* Action item *
Give back exactly the lines from the start of the listing to the line containing "Result: gap on", inclusive, and nothing beyond them.

:: Data extracts

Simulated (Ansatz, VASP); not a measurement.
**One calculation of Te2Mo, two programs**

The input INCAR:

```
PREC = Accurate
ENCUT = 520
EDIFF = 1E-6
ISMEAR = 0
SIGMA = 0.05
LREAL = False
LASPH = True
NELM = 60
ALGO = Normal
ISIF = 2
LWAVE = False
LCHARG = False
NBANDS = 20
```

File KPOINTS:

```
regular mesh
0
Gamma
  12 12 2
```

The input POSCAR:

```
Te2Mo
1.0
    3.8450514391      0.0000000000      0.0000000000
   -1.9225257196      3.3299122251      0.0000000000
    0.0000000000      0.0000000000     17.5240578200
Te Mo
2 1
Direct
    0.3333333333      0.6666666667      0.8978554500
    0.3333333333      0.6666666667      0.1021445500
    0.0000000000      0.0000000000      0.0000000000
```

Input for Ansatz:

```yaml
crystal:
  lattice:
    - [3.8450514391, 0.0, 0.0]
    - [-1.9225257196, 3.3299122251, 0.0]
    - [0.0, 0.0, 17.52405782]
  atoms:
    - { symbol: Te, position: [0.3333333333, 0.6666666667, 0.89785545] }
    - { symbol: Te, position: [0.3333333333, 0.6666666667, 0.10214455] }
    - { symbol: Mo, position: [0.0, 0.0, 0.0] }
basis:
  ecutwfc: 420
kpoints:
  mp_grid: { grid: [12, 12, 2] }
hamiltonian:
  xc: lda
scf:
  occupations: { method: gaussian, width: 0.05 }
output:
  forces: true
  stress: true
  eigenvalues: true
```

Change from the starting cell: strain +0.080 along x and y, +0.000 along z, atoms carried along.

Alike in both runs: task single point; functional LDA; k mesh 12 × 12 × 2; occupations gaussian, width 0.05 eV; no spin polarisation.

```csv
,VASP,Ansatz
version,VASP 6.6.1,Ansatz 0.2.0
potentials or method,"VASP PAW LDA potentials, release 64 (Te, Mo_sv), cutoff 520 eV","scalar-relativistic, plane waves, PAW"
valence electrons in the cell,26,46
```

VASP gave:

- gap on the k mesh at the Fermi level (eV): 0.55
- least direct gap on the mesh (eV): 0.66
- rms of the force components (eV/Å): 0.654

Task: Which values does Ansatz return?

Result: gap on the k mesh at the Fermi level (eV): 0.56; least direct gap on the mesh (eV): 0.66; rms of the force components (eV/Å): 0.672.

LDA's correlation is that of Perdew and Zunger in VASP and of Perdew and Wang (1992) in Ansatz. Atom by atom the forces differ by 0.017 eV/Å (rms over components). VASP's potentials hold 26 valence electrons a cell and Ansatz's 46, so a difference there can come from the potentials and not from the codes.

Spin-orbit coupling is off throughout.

::::

* Worked solution *
Simulated (Ansatz, VASP); not a measurement.
**One calculation of Te2Mo, two programs**

The input INCAR:

```
PREC = Accurate
ENCUT = 520
EDIFF = 1E-6
ISMEAR = 0
SIGMA = 0.05
LREAL = False
LASPH = True
NELM = 60
ALGO = Normal
ISIF = 2
LWAVE = False
LCHARG = False
NBANDS = 20
```

File KPOINTS:

```
regular mesh
0
Gamma
  12 12 2
```

The input POSCAR:

```
Te2Mo
1.0
    3.8450514391      0.0000000000      0.0000000000
   -1.9225257196      3.3299122251      0.0000000000
    0.0000000000      0.0000000000     17.5240578200
Te Mo
2 1
Direct
    0.3333333333      0.6666666667      0.8978554500
    0.3333333333      0.6666666667      0.1021445500
    0.0000000000      0.0000000000      0.0000000000
```

Input for Ansatz:

```yaml
crystal:
  lattice:
    - [3.8450514391, 0.0, 0.0]
    - [-1.9225257196, 3.3299122251, 0.0]
    - [0.0, 0.0, 17.52405782]
  atoms:
    - { symbol: Te, position: [0.3333333333, 0.6666666667, 0.89785545] }
    - { symbol: Te, position: [0.3333333333, 0.6666666667, 0.10214455] }
    - { symbol: Mo, position: [0.0, 0.0, 0.0] }
basis:
  ecutwfc: 420
kpoints:
  mp_grid: { grid: [12, 12, 2] }
hamiltonian:
  xc: lda
scf:
  occupations: { method: gaussian, width: 0.05 }
output:
  forces: true
  stress: true
  eigenvalues: true
```

Change from the starting cell: strain +0.080 along x and y, +0.000 along z, atoms carried along.

Alike in both runs: task single point; functional LDA; k mesh 12 × 12 × 2; occupations gaussian, width 0.05 eV; no spin polarisation.

```csv
,VASP,Ansatz
version,VASP 6.6.1,Ansatz 0.2.0
potentials or method,"VASP PAW LDA potentials, release 64 (Te, Mo_sv), cutoff 520 eV","scalar-relativistic, plane waves, PAW"
valence electrons in the cell,26,46
```

VASP gave:

- gap on the k mesh at the Fermi level (eV): 0.55
- least direct gap on the mesh (eV): 0.66
- rms of the force components (eV/Å): 0.654

Task: Which values does Ansatz return?

Result: gap on the k mesh at the Fermi level (eV): 0.56; least direct gap on the mesh (eV): 0.66; rms of the force components (eV/Å): 0.672.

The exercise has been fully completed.